* **EXTRACTED ENTRIES**:
= = = = = = =

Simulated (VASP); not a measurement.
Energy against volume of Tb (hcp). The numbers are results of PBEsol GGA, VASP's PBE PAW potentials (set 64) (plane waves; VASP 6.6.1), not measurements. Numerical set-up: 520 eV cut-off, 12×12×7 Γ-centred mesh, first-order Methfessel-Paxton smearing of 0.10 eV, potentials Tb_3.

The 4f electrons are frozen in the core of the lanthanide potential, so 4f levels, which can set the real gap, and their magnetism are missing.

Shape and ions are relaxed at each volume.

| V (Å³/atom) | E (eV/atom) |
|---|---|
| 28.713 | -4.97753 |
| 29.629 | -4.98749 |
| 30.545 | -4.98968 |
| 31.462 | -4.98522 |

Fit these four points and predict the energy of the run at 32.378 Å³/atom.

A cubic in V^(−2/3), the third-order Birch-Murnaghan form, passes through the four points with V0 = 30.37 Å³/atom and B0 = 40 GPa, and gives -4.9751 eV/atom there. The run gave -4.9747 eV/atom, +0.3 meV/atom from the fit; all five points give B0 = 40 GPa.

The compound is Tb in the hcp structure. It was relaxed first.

= = = = = = =

* **REQUIRED ACTION**: Every line of the listing is to be transcribed exactly.

* **EXERCISE RESPONSE**:
Simulated (VASP); not a measurement.
Energy against volume of Tb (hcp). The numbers are results of PBEsol GGA, VASP's PBE PAW potentials (set 64) (plane waves; VASP 6.6.1), not measurements. Numerical set-up: 520 eV cut-off, 12×12×7 Γ-centred mesh, first-order Methfessel-Paxton smearing of 0.10 eV, potentials Tb_3.

The 4f electrons are frozen in the core of the lanthanide potential, so 4f levels, which can set the real gap, and their magnetism are missing.

Shape and ions are relaxed at each volume.

| V (Å³/atom) | E (eV/atom) |
|---|---|
| 28.713 | -4.97753 |
| 29.629 | -4.98749 |
| 30.545 | -4.98968 |
| 31.462 | -4.98522 |

Fit these four points and predict the energy of the run at 32.378 Å³/atom.

A cubic in V^(−2/3), the third-order Birch-Murnaghan form, passes through the four points with V0 = 30.37 Å³/atom and B0 = 40 GPa, and gives -4.9751 eV/atom there. The run gave -4.9747 eV/atom, +0.3 meV/atom from the fit; all five points give B0 = 40 GPa.

The compound is Tb in the hcp structure. It was relaxed first.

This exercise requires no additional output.